Work order:
What do the lines say from the start of the entries through the one containing "Can the final energy be trusted as converged?"? Repeat them exactly.

Supplied material:

▼

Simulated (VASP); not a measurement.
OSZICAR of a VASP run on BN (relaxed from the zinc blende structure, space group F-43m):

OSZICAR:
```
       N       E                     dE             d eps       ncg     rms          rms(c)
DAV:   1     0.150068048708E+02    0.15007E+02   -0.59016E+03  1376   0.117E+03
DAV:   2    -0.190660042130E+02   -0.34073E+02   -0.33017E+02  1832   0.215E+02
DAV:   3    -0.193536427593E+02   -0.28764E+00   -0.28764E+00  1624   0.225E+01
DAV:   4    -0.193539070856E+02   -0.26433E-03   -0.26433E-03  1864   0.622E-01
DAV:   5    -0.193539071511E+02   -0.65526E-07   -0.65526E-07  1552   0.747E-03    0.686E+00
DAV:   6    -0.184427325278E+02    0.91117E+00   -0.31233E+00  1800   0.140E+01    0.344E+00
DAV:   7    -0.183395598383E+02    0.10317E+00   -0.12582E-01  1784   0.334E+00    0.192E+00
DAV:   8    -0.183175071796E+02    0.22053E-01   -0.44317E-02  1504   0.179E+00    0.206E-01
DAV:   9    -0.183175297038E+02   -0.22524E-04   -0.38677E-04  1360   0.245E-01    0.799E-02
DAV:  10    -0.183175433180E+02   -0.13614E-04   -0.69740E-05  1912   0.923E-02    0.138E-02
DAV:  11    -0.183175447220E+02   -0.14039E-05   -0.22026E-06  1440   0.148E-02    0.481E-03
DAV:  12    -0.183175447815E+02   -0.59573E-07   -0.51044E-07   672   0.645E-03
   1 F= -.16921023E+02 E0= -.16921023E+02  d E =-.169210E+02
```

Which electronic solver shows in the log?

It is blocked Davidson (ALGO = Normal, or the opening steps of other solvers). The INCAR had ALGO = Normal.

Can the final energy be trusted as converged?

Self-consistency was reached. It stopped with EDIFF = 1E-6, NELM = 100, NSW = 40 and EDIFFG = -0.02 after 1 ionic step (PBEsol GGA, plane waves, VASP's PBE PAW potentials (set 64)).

▲

Written answer:
Simulated (VASP); not a measurement.
OSZICAR of a VASP run on BN (relaxed from the zinc blende structure, space group F-43m):

OSZICAR:
```
       N       E                     dE             d eps       ncg     rms          rms(c)
DAV:   1     0.150068048708E+02    0.15007E+02   -0.59016E+03  1376   0.117E+03
DAV:   2    -0.190660042130E+02   -0.34073E+02   -0.33017E+02  1832   0.215E+02
DAV:   3    -0.193536427593E+02   -0.28764E+00   -0.28764E+00  1624   0.225E+01
DAV:   4    -0.193539070856E+02   -0.26433E-03   -0.26433E-03  1864   0.622E-01
DAV:   5    -0.193539071511E+02   -0.65526E-07   -0.65526E-07  1552   0.747E-03    0.686E+00
DAV:   6    -0.184427325278E+02    0.91117E+00   -0.31233E+00  1800   0.140E+01    0.344E+00
DAV:   7    -0.183395598383E+02    0.10317E+00   -0.12582E-01  1784   0.334E+00    0.192E+00
DAV:   8    -0.183175071796E+02    0.22053E-01   -0.44317E-02  1504   0.179E+00    0.206E-01
DAV:   9    -0.183175297038E+02   -0.22524E-04   -0.38677E-04  1360   0.245E-01    0.799E-02
DAV:  10    -0.183175433180E+02   -0.13614E-04   -0.69740E-05  1912   0.923E-02    0.138E-02
DAV:  11    -0.183175447220E+02   -0.14039E-05   -0.22026E-06  1440   0.148E-02    0.481E-03
DAV:  12    -0.183175447815E+02   -0.59573E-07   -0.51044E-07   672   0.645E-03
   1 F= -.16921023E+02 E0= -.16921023E+02  d E =-.169210E+02
```

Which electronic solver shows in the log?

It is blocked Davidson (ALGO = Normal, or the opening steps of other solvers). The INCAR had ALGO = Normal.

Can the final energy be trusted as converged?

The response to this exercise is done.